Required action >>
Below are the entries to retype; reproduce each one exactly.

Dataset entries section start

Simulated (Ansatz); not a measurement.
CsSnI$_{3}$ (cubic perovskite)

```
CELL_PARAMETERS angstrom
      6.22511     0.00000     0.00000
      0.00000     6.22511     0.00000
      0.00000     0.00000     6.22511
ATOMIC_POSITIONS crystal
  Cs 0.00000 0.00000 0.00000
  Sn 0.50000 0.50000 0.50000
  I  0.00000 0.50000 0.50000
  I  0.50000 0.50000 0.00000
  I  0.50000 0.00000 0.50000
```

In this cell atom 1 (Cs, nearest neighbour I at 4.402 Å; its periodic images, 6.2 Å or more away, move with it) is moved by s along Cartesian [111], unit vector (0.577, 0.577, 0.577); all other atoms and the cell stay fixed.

Dataset entries section end

Answer space >>
Simulated (Ansatz); not a measurement.
CsSnI$_{3}$ (cubic perovskite)

```
CELL_PARAMETERS angstrom
      6.22511     0.00000     0.00000
      0.00000     6.22511     0.00000
      0.00000     0.00000     6.22511
ATOMIC_POSITIONS crystal
  Cs 0.00000 0.00000 0.00000
  Sn 0.50000 0.50000 0.50000
  I  0.00000 0.50000 0.50000
  I  0.50000 0.50000 0.00000
  I  0.50000 0.00000 0.50000
```

In this cell atom 1 (Cs, nearest neighbour I at 4.402 Å; its periodic images, 6.2 Å or more away, move with it) is moved by s along Cartesian [111], unit vector (0.577, 0.577, 0.577); all other atoms and the cell stay fixed.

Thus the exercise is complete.